'''

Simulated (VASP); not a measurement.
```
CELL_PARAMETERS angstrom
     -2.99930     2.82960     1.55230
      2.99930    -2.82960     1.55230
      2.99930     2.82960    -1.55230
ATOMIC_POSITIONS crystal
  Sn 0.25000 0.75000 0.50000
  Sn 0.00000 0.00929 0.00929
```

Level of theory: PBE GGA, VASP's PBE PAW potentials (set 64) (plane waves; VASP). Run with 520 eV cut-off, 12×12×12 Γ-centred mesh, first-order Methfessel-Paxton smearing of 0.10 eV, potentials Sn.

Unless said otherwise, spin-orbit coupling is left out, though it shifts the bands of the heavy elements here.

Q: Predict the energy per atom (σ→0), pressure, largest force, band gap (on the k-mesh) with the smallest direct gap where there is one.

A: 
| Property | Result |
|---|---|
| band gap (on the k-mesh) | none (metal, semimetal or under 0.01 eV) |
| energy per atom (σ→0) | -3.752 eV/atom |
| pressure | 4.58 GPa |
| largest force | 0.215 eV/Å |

'''

> Action item: Begin with the first line of the data above and, please, print each line exactly until you have printed the line containing "pressure | 4.58 GPa |"; print nothing else.

> Answer box:
Simulated (VASP); not a measurement.
```
CELL_PARAMETERS angstrom
     -2.99930     2.82960     1.55230
      2.99930    -2.82960     1.55230
      2.99930     2.82960    -1.55230
ATOMIC_POSITIONS crystal
  Sn 0.25000 0.75000 0.50000
  Sn 0.00000 0.00929 0.00929
```

Level of theory: PBE GGA, VASP's PBE PAW potentials (set 64) (plane waves; VASP). Run with 520 eV cut-off, 12×12×12 Γ-centred mesh, first-order Methfessel-Paxton smearing of 0.10 eV, potentials Sn.

Unless said otherwise, spin-orbit coupling is left out, though it shifts the bands of the heavy elements here.

Q: Predict the energy per atom (σ→0), pressure, largest force, band gap (on the k-mesh) with the smallest direct gap where there is one.

A: 
| Property | Result |
|---|---|
| band gap (on the k-mesh) | none (metal, semimetal or under 0.01 eV) |
| energy per atom (σ→0) | -3.752 eV/atom |
| pressure | 4.58 GPa |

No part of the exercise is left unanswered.